SOURCE DATA:
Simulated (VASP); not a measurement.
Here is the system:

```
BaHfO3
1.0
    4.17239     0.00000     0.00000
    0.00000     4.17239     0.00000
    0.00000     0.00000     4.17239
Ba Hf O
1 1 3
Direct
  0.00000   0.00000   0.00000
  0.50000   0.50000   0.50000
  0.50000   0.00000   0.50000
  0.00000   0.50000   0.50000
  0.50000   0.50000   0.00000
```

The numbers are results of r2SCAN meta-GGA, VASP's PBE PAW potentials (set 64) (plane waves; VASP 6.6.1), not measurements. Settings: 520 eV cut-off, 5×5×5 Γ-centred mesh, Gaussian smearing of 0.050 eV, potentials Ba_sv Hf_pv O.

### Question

ACTION ITEM: All of the entries above, written out exactly, make up the reply.

TASK OUTPUT:
Simulated (VASP); not a measurement.
Here is the system:

```
BaHfO3
1.0
    4.17239     0.00000     0.00000
    0.00000     4.17239     0.00000
    0.00000     0.00000     4.17239
Ba Hf O
1 1 3
Direct
  0.00000   0.00000   0.00000
  0.50000   0.50000   0.50000
  0.50000   0.00000   0.50000
  0.00000   0.50000   0.50000
  0.50000   0.50000   0.00000
```

The numbers are results of r2SCAN meta-GGA, VASP's PBE PAW potentials (set 64) (plane waves; VASP 6.6.1), not measurements. Settings: 520 eV cut-off, 5×5×5 Γ-centred mesh, Gaussian smearing of 0.050 eV, potentials Ba_sv Hf_pv O.

### Question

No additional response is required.